§ **Assignment**:
Set down, please, without alteration, the lines of the entries below from the first through the one containing "0.0 | +0.08 |".

§ **Input data**:
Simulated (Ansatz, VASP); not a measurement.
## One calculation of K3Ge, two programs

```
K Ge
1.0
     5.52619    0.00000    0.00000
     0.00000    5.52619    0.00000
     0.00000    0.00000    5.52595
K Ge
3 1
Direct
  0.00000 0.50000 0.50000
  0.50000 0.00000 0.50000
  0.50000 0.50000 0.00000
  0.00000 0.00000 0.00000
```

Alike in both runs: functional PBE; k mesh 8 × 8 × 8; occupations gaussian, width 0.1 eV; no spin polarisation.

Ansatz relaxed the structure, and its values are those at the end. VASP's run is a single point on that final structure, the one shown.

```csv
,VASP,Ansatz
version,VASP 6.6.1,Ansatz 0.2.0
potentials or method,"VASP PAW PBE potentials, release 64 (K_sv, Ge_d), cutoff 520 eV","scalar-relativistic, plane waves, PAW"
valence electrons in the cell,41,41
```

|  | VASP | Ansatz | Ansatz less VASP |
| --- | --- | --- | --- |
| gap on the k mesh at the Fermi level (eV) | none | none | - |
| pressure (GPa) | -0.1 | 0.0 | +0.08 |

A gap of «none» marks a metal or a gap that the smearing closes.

§ **Solution**:
Simulated (Ansatz, VASP); not a measurement.
## One calculation of K3Ge, two programs

```
K Ge
1.0
     5.52619    0.00000    0.00000
     0.00000    5.52619    0.00000
     0.00000    0.00000    5.52595
K Ge
3 1
Direct
  0.00000 0.50000 0.50000
  0.50000 0.00000 0.50000
  0.50000 0.50000 0.00000
  0.00000 0.00000 0.00000
```

Alike in both runs: functional PBE; k mesh 8 × 8 × 8; occupations gaussian, width 0.1 eV; no spin polarisation.

Ansatz relaxed the structure, and its values are those at the end. VASP's run is a single point on that final structure, the one shown.

```csv
,VASP,Ansatz
version,VASP 6.6.1,Ansatz 0.2.0
potentials or method,"VASP PAW PBE potentials, release 64 (K_sv, Ge_d), cutoff 520 eV","scalar-relativistic, plane waves, PAW"
valence electrons in the cell,41,41
```

|  | VASP | Ansatz | Ansatz less VASP |
| --- | --- | --- | --- |
| gap on the k mesh at the Fermi level (eV) | none | none | - |
| pressure (GPa) | -0.1 | 0.0 | +0.08 |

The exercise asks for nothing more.